■ **WORK REQUEST**:
Write out the entries below exactly. End with the line that contains "The sums over".

■ **PROVIDED RECORDS**:
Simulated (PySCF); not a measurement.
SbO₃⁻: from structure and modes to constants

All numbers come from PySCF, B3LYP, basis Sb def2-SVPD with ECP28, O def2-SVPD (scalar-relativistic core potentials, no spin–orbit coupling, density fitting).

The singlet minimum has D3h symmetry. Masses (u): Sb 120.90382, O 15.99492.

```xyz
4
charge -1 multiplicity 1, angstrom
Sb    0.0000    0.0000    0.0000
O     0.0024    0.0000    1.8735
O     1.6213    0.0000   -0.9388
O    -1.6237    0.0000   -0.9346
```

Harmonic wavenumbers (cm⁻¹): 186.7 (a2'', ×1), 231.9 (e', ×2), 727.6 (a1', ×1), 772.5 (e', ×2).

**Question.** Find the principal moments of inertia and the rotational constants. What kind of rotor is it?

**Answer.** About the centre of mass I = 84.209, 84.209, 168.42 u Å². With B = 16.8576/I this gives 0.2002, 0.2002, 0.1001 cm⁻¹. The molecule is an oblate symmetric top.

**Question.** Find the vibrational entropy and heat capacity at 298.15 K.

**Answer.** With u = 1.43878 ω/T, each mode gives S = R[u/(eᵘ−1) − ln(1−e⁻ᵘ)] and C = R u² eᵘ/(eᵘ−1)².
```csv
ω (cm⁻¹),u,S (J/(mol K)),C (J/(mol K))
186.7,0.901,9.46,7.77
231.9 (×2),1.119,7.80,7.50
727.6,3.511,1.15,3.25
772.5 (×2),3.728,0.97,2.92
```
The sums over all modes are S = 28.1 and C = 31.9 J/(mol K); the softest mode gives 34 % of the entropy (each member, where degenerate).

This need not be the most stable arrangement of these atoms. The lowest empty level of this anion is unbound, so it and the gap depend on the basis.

■ **EXERCISE SOLUTION**:
Simulated (PySCF); not a measurement.
SbO₃⁻: from structure and modes to constants

All numbers come from PySCF, B3LYP, basis Sb def2-SVPD with ECP28, O def2-SVPD (scalar-relativistic core potentials, no spin–orbit coupling, density fitting).

The singlet minimum has D3h symmetry. Masses (u): Sb 120.90382, O 15.99492.

```xyz
4
charge -1 multiplicity 1, angstrom
Sb    0.0000    0.0000    0.0000
O     0.0024    0.0000    1.8735
O     1.6213    0.0000   -0.9388
O    -1.6237    0.0000   -0.9346
```

Harmonic wavenumbers (cm⁻¹): 186.7 (a2'', ×1), 231.9 (e', ×2), 727.6 (a1', ×1), 772.5 (e', ×2).

**Question.** Find the principal moments of inertia and the rotational constants. What kind of rotor is it?

**Answer.** About the centre of mass I = 84.209, 84.209, 168.42 u Å². With B = 16.8576/I this gives 0.2002, 0.2002, 0.1001 cm⁻¹. The molecule is an oblate symmetric top.

**Question.** Find the vibrational entropy and heat capacity at 298.15 K.

**Answer.** With u = 1.43878 ω/T, each mode gives S = R[u/(eᵘ−1) − ln(1−e⁻ᵘ)] and C = R u² eᵘ/(eᵘ−1)².
```csv
ω (cm⁻¹),u,S (J/(mol K)),C (J/(mol K))
186.7,0.901,9.46,7.77
231.9 (×2),1.119,7.80,7.50
727.6,3.511,1.15,3.25
772.5 (×2),3.728,0.97,2.92
```
The sums over all modes are S = 28.1 and C = 31.9 J/(mol K); the softest mode gives 34 % of the entropy (each member, where degenerate).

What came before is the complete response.